:: Exercise ::
Return every entry exactly as written.

:: Excerpted records ::
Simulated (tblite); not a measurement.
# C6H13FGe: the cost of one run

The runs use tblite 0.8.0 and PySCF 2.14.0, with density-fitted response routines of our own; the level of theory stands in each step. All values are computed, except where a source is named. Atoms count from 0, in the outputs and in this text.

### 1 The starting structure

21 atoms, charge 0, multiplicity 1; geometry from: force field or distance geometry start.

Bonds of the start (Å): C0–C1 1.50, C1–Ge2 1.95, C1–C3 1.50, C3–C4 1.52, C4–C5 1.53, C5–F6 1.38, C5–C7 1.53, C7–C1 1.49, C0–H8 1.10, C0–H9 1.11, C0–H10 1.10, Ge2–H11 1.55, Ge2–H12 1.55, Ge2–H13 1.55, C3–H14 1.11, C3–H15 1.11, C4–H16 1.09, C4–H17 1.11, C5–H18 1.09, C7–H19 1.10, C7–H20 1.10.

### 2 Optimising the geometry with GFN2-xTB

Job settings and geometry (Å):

:: Your solution ::
Simulated (tblite); not a measurement.
# C6H13FGe: the cost of one run

The runs use tblite 0.8.0 and PySCF 2.14.0, with density-fitted response routines of our own; the level of theory stands in each step. All values are computed, except where a source is named. Atoms count from 0, in the outputs and in this text.

### 1 The starting structure

21 atoms, charge 0, multiplicity 1; geometry from: force field or distance geometry start.

Bonds of the start (Å): C0–C1 1.50, C1–Ge2 1.95, C1–C3 1.50, C3–C4 1.52, C4–C5 1.53, C5–F6 1.38, C5–C7 1.53, C7–C1 1.49, C0–H8 1.10, C0–H9 1.11, C0–H10 1.10, Ge2–H11 1.55, Ge2–H12 1.55, Ge2–H13 1.55, C3–H14 1.11, C3–H15 1.11, C4–H16 1.09, C4–H17 1.11, C5–H18 1.09, C7–H19 1.10, C7–H20 1.10.

### 2 Optimising the geometry with GFN2-xTB

Job settings and geometry (Å):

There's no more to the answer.